▶ [EXERCISE]
Set down each line of the data below exactly.

▶ [DATA LISTING]
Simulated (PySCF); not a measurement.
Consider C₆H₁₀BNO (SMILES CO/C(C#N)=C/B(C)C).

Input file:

▶ [TASK RESULT]
Simulated (PySCF); not a measurement.
Consider C₆H₁₀BNO (SMILES CO/C(C#N)=C/B(C)C).

Input file:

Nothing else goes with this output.